★ ★ ★
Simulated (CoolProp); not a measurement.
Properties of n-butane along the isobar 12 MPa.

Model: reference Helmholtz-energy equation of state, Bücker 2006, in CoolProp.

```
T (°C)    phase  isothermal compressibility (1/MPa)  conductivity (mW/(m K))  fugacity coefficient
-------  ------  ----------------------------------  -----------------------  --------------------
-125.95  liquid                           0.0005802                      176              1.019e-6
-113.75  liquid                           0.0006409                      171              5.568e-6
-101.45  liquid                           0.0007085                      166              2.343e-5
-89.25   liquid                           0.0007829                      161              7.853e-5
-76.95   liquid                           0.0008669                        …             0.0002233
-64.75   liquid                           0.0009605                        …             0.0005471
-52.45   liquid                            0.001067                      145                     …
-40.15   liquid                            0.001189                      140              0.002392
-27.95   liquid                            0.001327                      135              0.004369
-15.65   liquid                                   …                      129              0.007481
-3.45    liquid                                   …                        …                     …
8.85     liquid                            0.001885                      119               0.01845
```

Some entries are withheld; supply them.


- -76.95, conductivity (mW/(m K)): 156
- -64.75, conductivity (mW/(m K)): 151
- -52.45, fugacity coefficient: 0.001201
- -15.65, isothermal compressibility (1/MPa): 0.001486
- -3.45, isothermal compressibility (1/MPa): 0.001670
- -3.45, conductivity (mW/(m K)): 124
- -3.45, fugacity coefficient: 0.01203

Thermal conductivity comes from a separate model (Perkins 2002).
★ ★ ★

▶ [Action item]
Emit an exact copy of the lines spanning the start of the records to the line containing "- -64.75, conductivity (mW/(m K)): 151", inclusive, and no other output.

▶ [Expected answer]
Simulated (CoolProp); not a measurement.
Properties of n-butane along the isobar 12 MPa.

Model: reference Helmholtz-energy equation of state, Bücker 2006, in CoolProp.

```
T (°C)    phase  isothermal compressibility (1/MPa)  conductivity (mW/(m K))  fugacity coefficient
-------  ------  ----------------------------------  -----------------------  --------------------
-125.95  liquid                           0.0005802                      176              1.019e-6
-113.75  liquid                           0.0006409                      171              5.568e-6
-101.45  liquid                           0.0007085                      166              2.343e-5
-89.25   liquid                           0.0007829                      161              7.853e-5
-76.95   liquid                           0.0008669                        …             0.0002233
-64.75   liquid                           0.0009605                        …             0.0005471
-52.45   liquid                            0.001067                      145                     …
-40.15   liquid                            0.001189                      140              0.002392
-27.95   liquid                            0.001327                      135              0.004369
-15.65   liquid                                   …                      129              0.007481
-3.45    liquid                                   …                        …                     …
8.85     liquid                            0.001885                      119               0.01845
```

Some entries are withheld; supply them.


- -76.95, conductivity (mW/(m K)): 156
- -64.75, conductivity (mW/(m K)): 151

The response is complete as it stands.